- [Work request] Here the whole listing must be retyped exactly, with no line omitted.

- [Data records]
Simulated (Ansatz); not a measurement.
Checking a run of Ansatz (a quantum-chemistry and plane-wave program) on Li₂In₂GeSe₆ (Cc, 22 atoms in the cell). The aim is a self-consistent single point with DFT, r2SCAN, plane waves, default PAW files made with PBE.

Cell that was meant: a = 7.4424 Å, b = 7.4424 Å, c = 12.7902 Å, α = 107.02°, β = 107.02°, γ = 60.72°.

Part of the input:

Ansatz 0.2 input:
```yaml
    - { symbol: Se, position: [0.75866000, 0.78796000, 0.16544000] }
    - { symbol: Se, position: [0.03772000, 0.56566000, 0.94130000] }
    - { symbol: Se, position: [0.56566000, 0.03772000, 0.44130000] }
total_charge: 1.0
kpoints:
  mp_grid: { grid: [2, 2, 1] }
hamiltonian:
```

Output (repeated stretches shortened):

- [Written answer]
Simulated (Ansatz); not a measurement.
Checking a run of Ansatz (a quantum-chemistry and plane-wave program) on Li₂In₂GeSe₆ (Cc, 22 atoms in the cell). The aim is a self-consistent single point with DFT, r2SCAN, plane waves, default PAW files made with PBE.

Cell that was meant: a = 7.4424 Å, b = 7.4424 Å, c = 12.7902 Å, α = 107.02°, β = 107.02°, γ = 60.72°.

Part of the input:

Ansatz 0.2 input:
```yaml
    - { symbol: Se, position: [0.75866000, 0.78796000, 0.16544000] }
    - { symbol: Se, position: [0.03772000, 0.56566000, 0.94130000] }
    - { symbol: Se, position: [0.56566000, 0.03772000, 0.44130000] }
total_charge: 1.0
kpoints:
  mp_grid: { grid: [2, 2, 1] }
hamiltonian:
```

Output (repeated stretches shortened):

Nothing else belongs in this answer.